BEGIN Data records
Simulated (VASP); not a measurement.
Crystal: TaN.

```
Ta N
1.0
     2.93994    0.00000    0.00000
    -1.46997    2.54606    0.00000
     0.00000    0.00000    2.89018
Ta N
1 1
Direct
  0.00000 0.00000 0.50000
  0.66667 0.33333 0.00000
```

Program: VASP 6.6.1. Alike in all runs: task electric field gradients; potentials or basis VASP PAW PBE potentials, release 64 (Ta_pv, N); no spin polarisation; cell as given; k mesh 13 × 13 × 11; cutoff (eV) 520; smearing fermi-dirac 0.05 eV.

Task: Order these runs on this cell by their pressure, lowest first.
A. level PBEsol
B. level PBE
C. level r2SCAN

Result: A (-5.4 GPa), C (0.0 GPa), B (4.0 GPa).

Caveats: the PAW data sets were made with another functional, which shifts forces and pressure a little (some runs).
END Data records

**Brief**.
Each line of the records above must be copied exactly.

**Your response**.
Simulated (VASP); not a measurement.
Crystal: TaN.

```
Ta N
1.0
     2.93994    0.00000    0.00000
    -1.46997    2.54606    0.00000
     0.00000    0.00000    2.89018
Ta N
1 1
Direct
  0.00000 0.00000 0.50000
  0.66667 0.33333 0.00000
```

Program: VASP 6.6.1. Alike in all runs: task electric field gradients; potentials or basis VASP PAW PBE potentials, release 64 (Ta_pv, N); no spin polarisation; cell as given; k mesh 13 × 13 × 11; cutoff (eV) 520; smearing fermi-dirac 0.05 eV.

Task: Order these runs on this cell by their pressure, lowest first.
A. level PBEsol
B. level PBE
C. level r2SCAN

Result: A (-5.4 GPa), C (0.0 GPa), B (4.0 GPa).

Caveats: the PAW data sets were made with another functional, which shifts forces and pressure a little (some runs).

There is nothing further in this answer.